**DATA RECORDS**
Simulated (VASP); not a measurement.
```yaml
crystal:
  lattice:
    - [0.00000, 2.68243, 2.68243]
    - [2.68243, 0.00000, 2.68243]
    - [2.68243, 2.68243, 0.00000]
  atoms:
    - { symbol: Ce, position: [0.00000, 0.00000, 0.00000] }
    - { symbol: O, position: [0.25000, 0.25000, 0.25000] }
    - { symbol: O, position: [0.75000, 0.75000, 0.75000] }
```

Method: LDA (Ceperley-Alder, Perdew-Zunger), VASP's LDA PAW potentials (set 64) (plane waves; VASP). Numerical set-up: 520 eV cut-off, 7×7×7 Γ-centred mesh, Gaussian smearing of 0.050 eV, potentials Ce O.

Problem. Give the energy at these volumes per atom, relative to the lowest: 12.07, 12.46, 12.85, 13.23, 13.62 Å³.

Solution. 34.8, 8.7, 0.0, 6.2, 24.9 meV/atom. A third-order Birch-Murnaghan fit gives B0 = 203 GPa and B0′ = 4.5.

**REQUIREMENT**
Every line from the line containing "Method: LDA (Ceperley-Alder, Perdew-Zunger), VASP's" through the line containing "Problem. Give the" in the records above must be retyped exactly. Leave out the rest.

**SOLUTION**
Method: LDA (Ceperley-Alder, Perdew-Zunger), VASP's LDA PAW potentials (set 64) (plane waves; VASP). Numerical set-up: 520 eV cut-off, 7×7×7 Γ-centred mesh, Gaussian smearing of 0.050 eV, potentials Ce O.

Problem. Give the energy at these volumes per atom, relative to the lowest: 12.07, 12.46, 12.85, 13.23, 13.62 Å³.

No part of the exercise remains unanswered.